» Work request: An exact copy of all the entries below is what this task needs.

BEGIN Entries provided

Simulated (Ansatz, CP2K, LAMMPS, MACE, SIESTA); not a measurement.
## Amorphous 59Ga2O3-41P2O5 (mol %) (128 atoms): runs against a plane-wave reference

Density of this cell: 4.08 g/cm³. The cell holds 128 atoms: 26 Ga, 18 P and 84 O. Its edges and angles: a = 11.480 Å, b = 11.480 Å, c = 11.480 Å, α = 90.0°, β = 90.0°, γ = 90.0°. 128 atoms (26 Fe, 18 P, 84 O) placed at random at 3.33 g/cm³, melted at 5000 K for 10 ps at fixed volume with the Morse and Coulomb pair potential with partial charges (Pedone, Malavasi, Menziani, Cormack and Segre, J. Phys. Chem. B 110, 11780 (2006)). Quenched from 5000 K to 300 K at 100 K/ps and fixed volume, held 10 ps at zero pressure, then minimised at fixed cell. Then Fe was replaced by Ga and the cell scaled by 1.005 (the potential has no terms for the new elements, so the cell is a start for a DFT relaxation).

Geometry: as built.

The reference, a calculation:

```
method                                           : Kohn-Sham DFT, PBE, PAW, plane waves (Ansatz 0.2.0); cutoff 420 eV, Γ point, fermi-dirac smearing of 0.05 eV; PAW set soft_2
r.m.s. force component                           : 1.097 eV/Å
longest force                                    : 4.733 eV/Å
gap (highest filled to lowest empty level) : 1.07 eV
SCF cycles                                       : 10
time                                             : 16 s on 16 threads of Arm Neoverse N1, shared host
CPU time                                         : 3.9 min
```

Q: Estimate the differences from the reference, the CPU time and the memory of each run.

END Entries provided

» Your solution:
Simulated (Ansatz, CP2K, LAMMPS, MACE, SIESTA); not a measurement.
## Amorphous 59Ga2O3-41P2O5 (mol %) (128 atoms): runs against a plane-wave reference

Density of this cell: 4.08 g/cm³. The cell holds 128 atoms: 26 Ga, 18 P and 84 O. Its edges and angles: a = 11.480 Å, b = 11.480 Å, c = 11.480 Å, α = 90.0°, β = 90.0°, γ = 90.0°. 128 atoms (26 Fe, 18 P, 84 O) placed at random at 3.33 g/cm³, melted at 5000 K for 10 ps at fixed volume with the Morse and Coulomb pair potential with partial charges (Pedone, Malavasi, Menziani, Cormack and Segre, J. Phys. Chem. B 110, 11780 (2006)). Quenched from 5000 K to 300 K at 100 K/ps and fixed volume, held 10 ps at zero pressure, then minimised at fixed cell. Then Fe was replaced by Ga and the cell scaled by 1.005 (the potential has no terms for the new elements, so the cell is a start for a DFT relaxation).

Geometry: as built.

The reference, a calculation:

```
method                                           : Kohn-Sham DFT, PBE, PAW, plane waves (Ansatz 0.2.0); cutoff 420 eV, Γ point, fermi-dirac smearing of 0.05 eV; PAW set soft_2
r.m.s. force component                           : 1.097 eV/Å
longest force                                    : 4.733 eV/Å
gap (highest filled to lowest empty level) : 1.07 eV
SCF cycles                                       : 10
time                                             : 16 s on 16 threads of Arm Neoverse N1, shared host
CPU time                                         : 3.9 min
```

Q: Estimate the differences from the reference, the CPU time and the memory of each run.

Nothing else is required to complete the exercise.